▶ _Dataset records_
%%
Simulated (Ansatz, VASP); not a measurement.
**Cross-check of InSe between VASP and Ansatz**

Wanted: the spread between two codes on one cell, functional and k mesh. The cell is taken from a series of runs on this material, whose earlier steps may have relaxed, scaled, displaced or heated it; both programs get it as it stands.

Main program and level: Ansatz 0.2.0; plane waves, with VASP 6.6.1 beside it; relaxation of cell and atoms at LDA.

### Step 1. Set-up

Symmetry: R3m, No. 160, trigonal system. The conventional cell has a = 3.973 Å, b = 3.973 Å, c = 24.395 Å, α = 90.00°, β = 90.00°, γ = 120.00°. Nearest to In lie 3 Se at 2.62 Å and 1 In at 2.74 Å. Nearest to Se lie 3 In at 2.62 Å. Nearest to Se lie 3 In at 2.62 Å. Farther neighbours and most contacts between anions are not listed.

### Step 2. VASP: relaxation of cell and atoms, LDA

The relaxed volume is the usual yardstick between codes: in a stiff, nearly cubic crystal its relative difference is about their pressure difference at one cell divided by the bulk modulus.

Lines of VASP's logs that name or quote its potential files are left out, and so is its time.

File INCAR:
%%

▶ _Action item_
Look above for the line holding "VASP and Ansatz**". Print it and every line after it, exactly, through the line holding "### Step 2.".

▶ _Exercise solution_
**Cross-check of InSe between VASP and Ansatz**

Wanted: the spread between two codes on one cell, functional and k mesh. The cell is taken from a series of runs on this material, whose earlier steps may have relaxed, scaled, displaced or heated it; both programs get it as it stands.

Main program and level: Ansatz 0.2.0; plane waves, with VASP 6.6.1 beside it; relaxation of cell and atoms at LDA.

### Step 1. Set-up

Symmetry: R3m, No. 160, trigonal system. The conventional cell has a = 3.973 Å, b = 3.973 Å, c = 24.395 Å, α = 90.00°, β = 90.00°, γ = 120.00°. Nearest to In lie 3 Se at 2.62 Å and 1 In at 2.74 Å. Nearest to Se lie 3 In at 2.62 Å. Nearest to Se lie 3 In at 2.62 Å. Farther neighbours and most contacts between anions are not listed.

### Step 2. VASP: relaxation of cell and atoms, LDA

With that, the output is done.